_ _ _ _

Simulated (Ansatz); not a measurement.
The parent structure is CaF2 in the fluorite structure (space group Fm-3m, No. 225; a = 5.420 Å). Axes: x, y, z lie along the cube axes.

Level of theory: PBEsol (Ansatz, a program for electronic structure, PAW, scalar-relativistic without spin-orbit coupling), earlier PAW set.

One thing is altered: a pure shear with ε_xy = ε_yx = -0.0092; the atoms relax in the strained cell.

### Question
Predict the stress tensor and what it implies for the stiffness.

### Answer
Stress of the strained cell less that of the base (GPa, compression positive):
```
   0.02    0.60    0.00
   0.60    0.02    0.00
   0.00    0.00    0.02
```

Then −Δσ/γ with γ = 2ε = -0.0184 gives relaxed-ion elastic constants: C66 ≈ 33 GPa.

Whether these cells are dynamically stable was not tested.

_ _ _ _

● **ASSIGNED TASK**
Take the lines above from the one containing "Stress of the" down to the one containing "Then −Δσ/γ with", and transcribe them exactly, both ends included.

● **RESULT**
Stress of the strained cell less that of the base (GPa, compression positive):
```
   0.02    0.60    0.00
   0.60    0.02    0.00
   0.00    0.00    0.02
```

Then −Δσ/γ with γ = 2ε = -0.0184 gives relaxed-ion elastic constants: C66 ≈ 33 GPa.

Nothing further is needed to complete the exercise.